──────────────────────────────
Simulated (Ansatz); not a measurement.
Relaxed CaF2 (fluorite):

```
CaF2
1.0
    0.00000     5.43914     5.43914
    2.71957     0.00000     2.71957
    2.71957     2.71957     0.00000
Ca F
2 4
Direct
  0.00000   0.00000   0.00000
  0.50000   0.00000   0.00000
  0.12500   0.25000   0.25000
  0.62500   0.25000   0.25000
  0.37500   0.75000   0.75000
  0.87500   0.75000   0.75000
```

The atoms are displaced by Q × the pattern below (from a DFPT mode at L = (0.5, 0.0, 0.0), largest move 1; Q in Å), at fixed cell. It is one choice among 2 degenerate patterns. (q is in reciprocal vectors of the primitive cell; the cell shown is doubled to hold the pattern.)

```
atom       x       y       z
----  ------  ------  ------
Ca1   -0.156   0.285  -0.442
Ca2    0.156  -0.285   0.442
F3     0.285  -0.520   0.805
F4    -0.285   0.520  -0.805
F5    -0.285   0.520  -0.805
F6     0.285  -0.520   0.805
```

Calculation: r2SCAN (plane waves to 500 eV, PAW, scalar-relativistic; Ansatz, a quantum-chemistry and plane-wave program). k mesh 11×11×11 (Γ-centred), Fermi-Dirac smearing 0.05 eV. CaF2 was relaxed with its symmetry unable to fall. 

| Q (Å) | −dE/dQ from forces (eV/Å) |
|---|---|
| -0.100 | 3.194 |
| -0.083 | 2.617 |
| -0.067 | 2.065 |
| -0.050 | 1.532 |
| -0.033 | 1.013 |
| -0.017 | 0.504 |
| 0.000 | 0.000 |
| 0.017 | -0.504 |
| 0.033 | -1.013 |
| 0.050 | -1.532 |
──────────────────────────────

**Required action:**
Reproduce the listing shown above in its entirety, exactly.

**Task solution:**
Simulated (Ansatz); not a measurement.
Relaxed CaF2 (fluorite):

```
CaF2
1.0
    0.00000     5.43914     5.43914
    2.71957     0.00000     2.71957
    2.71957     2.71957     0.00000
Ca F
2 4
Direct
  0.00000   0.00000   0.00000
  0.50000   0.00000   0.00000
  0.12500   0.25000   0.25000
  0.62500   0.25000   0.25000
  0.37500   0.75000   0.75000
  0.87500   0.75000   0.75000
```

The atoms are displaced by Q × the pattern below (from a DFPT mode at L = (0.5, 0.0, 0.0), largest move 1; Q in Å), at fixed cell. It is one choice among 2 degenerate patterns. (q is in reciprocal vectors of the primitive cell; the cell shown is doubled to hold the pattern.)

```
atom       x       y       z
----  ------  ------  ------
Ca1   -0.156   0.285  -0.442
Ca2    0.156  -0.285   0.442
F3     0.285  -0.520   0.805
F4    -0.285   0.520  -0.805
F5    -0.285   0.520  -0.805
F6     0.285  -0.520   0.805
```

Calculation: r2SCAN (plane waves to 500 eV, PAW, scalar-relativistic; Ansatz, a quantum-chemistry and plane-wave program). k mesh 11×11×11 (Γ-centred), Fermi-Dirac smearing 0.05 eV. CaF2 was relaxed with its symmetry unable to fall. 

| Q (Å) | −dE/dQ from forces (eV/Å) |
|---|---|
| -0.100 | 3.194 |
| -0.083 | 2.617 |
| -0.067 | 2.065 |
| -0.050 | 1.532 |
| -0.033 | 1.013 |
| -0.017 | 0.504 |
| 0.000 | 0.000 |
| 0.017 | -0.504 |
| 0.033 | -1.013 |
| 0.050 | -1.532 |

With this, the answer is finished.